→ EXTRACTED INFORMATION:
Start of Block

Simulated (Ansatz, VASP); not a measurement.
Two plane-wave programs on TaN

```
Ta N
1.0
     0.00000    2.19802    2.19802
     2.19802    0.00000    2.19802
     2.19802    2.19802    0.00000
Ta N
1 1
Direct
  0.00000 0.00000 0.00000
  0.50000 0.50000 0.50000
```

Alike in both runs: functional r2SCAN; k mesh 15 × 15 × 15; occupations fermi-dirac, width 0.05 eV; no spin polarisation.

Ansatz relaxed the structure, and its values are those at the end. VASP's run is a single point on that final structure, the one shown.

End of Block

→ WORK ORDER:
All of the records above are to be printed again exactly as they appear.

→ WRITTEN ANSWER:
Simulated (Ansatz, VASP); not a measurement.
Two plane-wave programs on TaN

```
Ta N
1.0
     0.00000    2.19802    2.19802
     2.19802    0.00000    2.19802
     2.19802    2.19802    0.00000
Ta N
1 1
Direct
  0.00000 0.00000 0.00000
  0.50000 0.50000 0.50000
```

Alike in both runs: functional r2SCAN; k mesh 15 × 15 × 15; occupations fermi-dirac, width 0.05 eV; no spin polarisation.

Ansatz relaxed the structure, and its values are those at the end. VASP's run is a single point on that final structure, the one shown.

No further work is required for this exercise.